----- Entries provided
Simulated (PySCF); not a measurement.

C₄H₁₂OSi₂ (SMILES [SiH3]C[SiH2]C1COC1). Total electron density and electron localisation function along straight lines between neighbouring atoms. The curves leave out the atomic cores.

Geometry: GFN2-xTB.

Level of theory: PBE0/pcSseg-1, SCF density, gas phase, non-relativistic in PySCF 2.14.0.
----------

**Activity**
Copy the records above. Leave out nothing.

**Written solution**
Simulated (PySCF); not a measurement.

C₄H₁₂OSi₂ (SMILES [SiH3]C[SiH2]C1COC1). Total electron density and electron localisation function along straight lines between neighbouring atoms. The curves leave out the atomic cores.

Geometry: GFN2-xTB.

Level of theory: PBE0/pcSseg-1, SCF density, gas phase, non-relativistic in PySCF 2.14.0.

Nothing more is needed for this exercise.